» SUPPLIED ENTRIES:
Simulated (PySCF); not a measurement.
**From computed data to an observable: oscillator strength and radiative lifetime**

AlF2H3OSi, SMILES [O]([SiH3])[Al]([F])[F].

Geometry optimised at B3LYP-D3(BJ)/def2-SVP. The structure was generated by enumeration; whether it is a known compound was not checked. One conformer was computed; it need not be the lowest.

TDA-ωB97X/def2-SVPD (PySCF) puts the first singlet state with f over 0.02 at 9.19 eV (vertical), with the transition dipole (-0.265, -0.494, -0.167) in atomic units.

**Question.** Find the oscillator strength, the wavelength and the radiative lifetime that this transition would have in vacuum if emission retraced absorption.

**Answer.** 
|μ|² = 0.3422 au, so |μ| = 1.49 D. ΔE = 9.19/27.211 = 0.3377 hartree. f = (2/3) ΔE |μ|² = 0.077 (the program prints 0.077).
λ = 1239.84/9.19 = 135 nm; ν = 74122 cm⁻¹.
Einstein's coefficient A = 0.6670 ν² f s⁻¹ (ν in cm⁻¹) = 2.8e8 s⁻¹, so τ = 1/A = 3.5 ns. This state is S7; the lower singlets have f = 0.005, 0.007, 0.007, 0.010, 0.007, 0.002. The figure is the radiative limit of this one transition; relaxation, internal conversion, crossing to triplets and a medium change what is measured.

» BRIEF:
Please write out, exactly as they appear above, only the lines in the stretch from the line with "TDA-ωB97X/def2-SVPD (PySCF) puts" through the line with "λ = 1239.84/9.19 = 135 nm; ν = 74122 cm⁻¹.".

» RESULT:
TDA-ωB97X/def2-SVPD (PySCF) puts the first singlet state with f over 0.02 at 9.19 eV (vertical), with the transition dipole (-0.265, -0.494, -0.167) in atomic units.

**Question.** Find the oscillator strength, the wavelength and the radiative lifetime that this transition would have in vacuum if emission retraced absorption.

**Answer.** 
|μ|² = 0.3422 au, so |μ| = 1.49 D. ΔE = 9.19/27.211 = 0.3377 hartree. f = (2/3) ΔE |μ|² = 0.077 (the program prints 0.077).
λ = 1239.84/9.19 = 135 nm; ν = 74122 cm⁻¹.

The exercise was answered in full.